■ **Dataset entries**
──────────────────────────────

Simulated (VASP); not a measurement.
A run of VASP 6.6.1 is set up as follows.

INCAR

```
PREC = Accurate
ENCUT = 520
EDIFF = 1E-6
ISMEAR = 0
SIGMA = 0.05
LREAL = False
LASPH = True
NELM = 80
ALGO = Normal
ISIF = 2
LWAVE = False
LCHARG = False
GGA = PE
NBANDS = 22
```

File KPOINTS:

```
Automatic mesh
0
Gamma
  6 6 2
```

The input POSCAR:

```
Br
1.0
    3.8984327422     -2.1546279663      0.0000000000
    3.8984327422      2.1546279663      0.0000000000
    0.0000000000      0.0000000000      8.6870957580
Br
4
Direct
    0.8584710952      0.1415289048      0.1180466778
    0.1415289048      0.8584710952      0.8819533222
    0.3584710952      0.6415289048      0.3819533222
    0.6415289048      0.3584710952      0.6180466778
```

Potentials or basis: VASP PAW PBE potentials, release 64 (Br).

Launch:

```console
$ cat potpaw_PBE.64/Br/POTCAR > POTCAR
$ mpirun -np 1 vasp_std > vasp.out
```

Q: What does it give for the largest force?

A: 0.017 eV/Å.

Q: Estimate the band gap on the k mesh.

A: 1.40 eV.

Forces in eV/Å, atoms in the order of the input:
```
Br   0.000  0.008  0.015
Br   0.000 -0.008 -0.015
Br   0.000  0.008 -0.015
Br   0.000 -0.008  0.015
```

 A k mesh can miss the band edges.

──────────────────────────────

■ **Requirement**
Above are the entries; repeat their lines exactly, from the first through the one that contains "Q: Estimate the band gap on the k mesh.".

■ **Solution**
Simulated (VASP); not a measurement.
A run of VASP 6.6.1 is set up as follows.

INCAR

```
PREC = Accurate
ENCUT = 520
EDIFF = 1E-6
ISMEAR = 0
SIGMA = 0.05
LREAL = False
LASPH = True
NELM = 80
ALGO = Normal
ISIF = 2
LWAVE = False
LCHARG = False
GGA = PE
NBANDS = 22
```

File KPOINTS:

```
Automatic mesh
0
Gamma
  6 6 2
```

The input POSCAR:

```
Br
1.0
    3.8984327422     -2.1546279663      0.0000000000
    3.8984327422      2.1546279663      0.0000000000
    0.0000000000      0.0000000000      8.6870957580
Br
4
Direct
    0.8584710952      0.1415289048      0.1180466778
    0.1415289048      0.8584710952      0.8819533222
    0.3584710952      0.6415289048      0.3819533222
    0.6415289048      0.3584710952      0.6180466778
```

Potentials or basis: VASP PAW PBE potentials, release 64 (Br).

Launch:

```console
$ cat potpaw_PBE.64/Br/POTCAR > POTCAR
$ mpirun -np 1 vasp_std > vasp.out
```

Q: What does it give for the largest force?

A: 0.017 eV/Å.

Q: Estimate the band gap on the k mesh.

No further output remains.